● **BRIEF**: Reproduce all the entries beneath this sentence exactly.

▼▼▼

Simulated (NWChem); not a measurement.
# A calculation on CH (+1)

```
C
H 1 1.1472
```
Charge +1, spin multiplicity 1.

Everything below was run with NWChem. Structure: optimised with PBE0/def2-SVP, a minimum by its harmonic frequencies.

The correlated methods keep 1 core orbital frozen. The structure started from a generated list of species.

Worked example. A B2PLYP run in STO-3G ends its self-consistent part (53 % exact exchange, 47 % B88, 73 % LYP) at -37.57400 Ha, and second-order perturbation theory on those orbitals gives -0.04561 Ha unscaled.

▲▲▲

● **WRITTEN RESPONSE**:
Simulated (NWChem); not a measurement.
# A calculation on CH (+1)

```
C
H 1 1.1472
```
Charge +1, spin multiplicity 1.

Everything below was run with NWChem. Structure: optimised with PBE0/def2-SVP, a minimum by its harmonic frequencies.

The correlated methods keep 1 core orbital frozen. The structure started from a generated list of species.

Worked example. A B2PLYP run in STO-3G ends its self-consistent part (53 % exact exchange, 47 % B88, 73 % LYP) at -37.57400 Ha, and second-order perturbation theory on those orbitals gives -0.04561 Ha unscaled.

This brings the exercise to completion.